§ **TASK ITEM**
Every line of the material must come back exactly as given.

§ **GIVEN ENTRIES**
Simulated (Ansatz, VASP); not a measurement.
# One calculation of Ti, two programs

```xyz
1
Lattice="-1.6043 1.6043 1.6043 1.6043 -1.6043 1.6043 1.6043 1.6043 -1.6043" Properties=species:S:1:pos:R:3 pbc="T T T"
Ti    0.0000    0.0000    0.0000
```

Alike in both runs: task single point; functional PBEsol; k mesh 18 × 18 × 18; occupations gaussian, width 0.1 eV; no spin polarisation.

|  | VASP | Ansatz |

§ **WRITTEN RESPONSE**
Simulated (Ansatz, VASP); not a measurement.
# One calculation of Ti, two programs

```xyz
1
Lattice="-1.6043 1.6043 1.6043 1.6043 -1.6043 1.6043 1.6043 1.6043 -1.6043" Properties=species:S:1:pos:R:3 pbc="T T T"
Ti    0.0000    0.0000    0.0000
```

Alike in both runs: task single point; functional PBEsol; k mesh 18 × 18 × 18; occupations gaussian, width 0.1 eV; no spin polarisation.

|  | VASP | Ansatz |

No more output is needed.